● ASSIGNED TASK
Write down every entry once more, exactly as it reads.

☆ ☆ ☆ ☆ ☆ ☆ ☆

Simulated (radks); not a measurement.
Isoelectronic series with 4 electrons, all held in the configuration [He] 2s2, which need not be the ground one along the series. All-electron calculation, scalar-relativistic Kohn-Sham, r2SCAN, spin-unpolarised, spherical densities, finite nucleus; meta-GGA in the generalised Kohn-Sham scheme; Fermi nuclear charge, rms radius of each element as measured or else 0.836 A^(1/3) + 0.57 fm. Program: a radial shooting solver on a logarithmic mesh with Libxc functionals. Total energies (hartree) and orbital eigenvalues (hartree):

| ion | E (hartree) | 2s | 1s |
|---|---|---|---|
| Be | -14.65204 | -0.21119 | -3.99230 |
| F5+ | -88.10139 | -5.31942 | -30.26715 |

☆ ☆ ☆ ☆ ☆ ☆ ☆

● EXERCISE OUTPUT
Simulated (radks); not a measurement.
Isoelectronic series with 4 electrons, all held in the configuration [He] 2s2, which need not be the ground one along the series. All-electron calculation, scalar-relativistic Kohn-Sham, r2SCAN, spin-unpolarised, spherical densities, finite nucleus; meta-GGA in the generalised Kohn-Sham scheme; Fermi nuclear charge, rms radius of each element as measured or else 0.836 A^(1/3) + 0.57 fm. Program: a radial shooting solver on a logarithmic mesh with Libxc functionals. Total energies (hartree) and orbital eigenvalues (hartree):

| ion | E (hartree) | 2s | 1s |
|---|---|---|---|
| Be | -14.65204 | -0.21119 | -3.99230 |
| F5+ | -88.10139 | -5.31942 | -30.26715 |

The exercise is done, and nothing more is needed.